## Source material
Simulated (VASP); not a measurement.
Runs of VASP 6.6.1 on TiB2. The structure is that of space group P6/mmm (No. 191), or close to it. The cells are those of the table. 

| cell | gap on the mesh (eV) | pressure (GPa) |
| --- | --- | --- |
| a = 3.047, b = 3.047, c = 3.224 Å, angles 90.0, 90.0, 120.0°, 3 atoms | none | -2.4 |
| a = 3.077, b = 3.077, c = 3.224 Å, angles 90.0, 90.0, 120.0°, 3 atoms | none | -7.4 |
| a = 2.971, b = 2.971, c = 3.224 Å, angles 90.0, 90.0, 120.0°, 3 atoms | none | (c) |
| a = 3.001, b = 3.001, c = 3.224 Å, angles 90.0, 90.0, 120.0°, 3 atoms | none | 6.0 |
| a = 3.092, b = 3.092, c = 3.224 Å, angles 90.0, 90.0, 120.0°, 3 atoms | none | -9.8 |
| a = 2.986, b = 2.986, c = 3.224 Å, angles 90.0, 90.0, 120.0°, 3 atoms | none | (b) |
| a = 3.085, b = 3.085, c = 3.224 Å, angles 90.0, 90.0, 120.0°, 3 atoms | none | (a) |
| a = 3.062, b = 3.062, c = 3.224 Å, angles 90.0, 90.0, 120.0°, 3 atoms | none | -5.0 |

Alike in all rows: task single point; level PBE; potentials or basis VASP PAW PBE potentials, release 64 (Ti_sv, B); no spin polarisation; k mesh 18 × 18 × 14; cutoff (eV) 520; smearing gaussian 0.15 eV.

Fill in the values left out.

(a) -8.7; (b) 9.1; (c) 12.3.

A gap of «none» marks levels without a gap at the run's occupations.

## Exercise
Retype, exactly and in full, the listing from its first line to the one holding "(a) -8.7; (b) 9.1; (c) 12.3.", both included.

## Worked solution
Simulated (VASP); not a measurement.
Runs of VASP 6.6.1 on TiB2. The structure is that of space group P6/mmm (No. 191), or close to it. The cells are those of the table. 

| cell | gap on the mesh (eV) | pressure (GPa) |
| --- | --- | --- |
| a = 3.047, b = 3.047, c = 3.224 Å, angles 90.0, 90.0, 120.0°, 3 atoms | none | -2.4 |
| a = 3.077, b = 3.077, c = 3.224 Å, angles 90.0, 90.0, 120.0°, 3 atoms | none | -7.4 |
| a = 2.971, b = 2.971, c = 3.224 Å, angles 90.0, 90.0, 120.0°, 3 atoms | none | (c) |
| a = 3.001, b = 3.001, c = 3.224 Å, angles 90.0, 90.0, 120.0°, 3 atoms | none | 6.0 |
| a = 3.092, b = 3.092, c = 3.224 Å, angles 90.0, 90.0, 120.0°, 3 atoms | none | -9.8 |
| a = 2.986, b = 2.986, c = 3.224 Å, angles 90.0, 90.0, 120.0°, 3 atoms | none | (b) |
| a = 3.085, b = 3.085, c = 3.224 Å, angles 90.0, 90.0, 120.0°, 3 atoms | none | (a) |
| a = 3.062, b = 3.062, c = 3.224 Å, angles 90.0, 90.0, 120.0°, 3 atoms | none | -5.0 |

Alike in all rows: task single point; level PBE; potentials or basis VASP PAW PBE potentials, release 64 (Ti_sv, B); no spin polarisation; k mesh 18 × 18 × 14; cutoff (eV) 520; smearing gaussian 0.15 eV.

Fill in the values left out.

(a) -8.7; (b) 9.1; (c) 12.3.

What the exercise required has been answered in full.